INFORMATION SUPPLIED:
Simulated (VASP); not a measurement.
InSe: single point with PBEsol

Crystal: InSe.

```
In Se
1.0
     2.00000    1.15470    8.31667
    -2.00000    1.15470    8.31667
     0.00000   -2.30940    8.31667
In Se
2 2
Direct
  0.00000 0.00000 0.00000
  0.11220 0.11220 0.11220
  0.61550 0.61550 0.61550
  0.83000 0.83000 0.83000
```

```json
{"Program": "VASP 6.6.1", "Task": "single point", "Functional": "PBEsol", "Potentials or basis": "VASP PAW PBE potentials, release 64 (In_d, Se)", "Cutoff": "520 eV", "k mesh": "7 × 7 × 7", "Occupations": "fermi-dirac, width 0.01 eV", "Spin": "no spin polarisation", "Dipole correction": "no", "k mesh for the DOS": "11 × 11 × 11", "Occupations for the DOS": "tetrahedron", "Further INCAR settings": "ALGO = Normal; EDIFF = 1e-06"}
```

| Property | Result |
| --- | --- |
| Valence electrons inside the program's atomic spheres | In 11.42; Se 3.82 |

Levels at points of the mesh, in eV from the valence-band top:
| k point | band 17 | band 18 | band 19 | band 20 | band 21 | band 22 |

WORK ORDER: Word for word, restate the lines of the data above that fall between the line holding "Property | Result |" and the line holding "Levels at points", inclusive, and no other lines.

RESULT:
| Property | Result |
| --- | --- |
| Valence electrons inside the program's atomic spheres | In 11.42; Se 3.82 |

Levels at points of the mesh, in eV from the valence-band top:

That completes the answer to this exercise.